Data for review START

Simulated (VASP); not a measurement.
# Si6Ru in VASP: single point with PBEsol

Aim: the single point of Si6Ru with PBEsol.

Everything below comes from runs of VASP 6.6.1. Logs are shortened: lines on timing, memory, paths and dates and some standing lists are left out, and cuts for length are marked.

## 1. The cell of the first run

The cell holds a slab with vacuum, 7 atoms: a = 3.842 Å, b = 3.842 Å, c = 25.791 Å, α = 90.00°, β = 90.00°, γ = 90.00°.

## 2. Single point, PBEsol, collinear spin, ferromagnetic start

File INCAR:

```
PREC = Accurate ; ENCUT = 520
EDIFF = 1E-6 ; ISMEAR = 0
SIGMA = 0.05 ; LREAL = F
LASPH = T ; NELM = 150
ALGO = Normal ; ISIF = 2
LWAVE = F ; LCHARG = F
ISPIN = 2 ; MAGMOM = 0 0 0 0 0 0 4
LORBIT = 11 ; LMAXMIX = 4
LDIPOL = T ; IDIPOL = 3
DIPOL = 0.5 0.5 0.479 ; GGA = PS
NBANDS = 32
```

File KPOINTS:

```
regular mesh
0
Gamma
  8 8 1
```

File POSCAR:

Data for review END

Retype every line up to and including the one that contains "## 1. The cell of the first run", beginning at the first line of the records, with no edits.

Simulated (VASP); not a measurement.
# Si6Ru in VASP: single point with PBEsol

Aim: the single point of Si6Ru with PBEsol.

Everything below comes from runs of VASP 6.6.1. Logs are shortened: lines on timing, memory, paths and dates and some standing lists are left out, and cuts for length are marked.

## 1. The cell of the first run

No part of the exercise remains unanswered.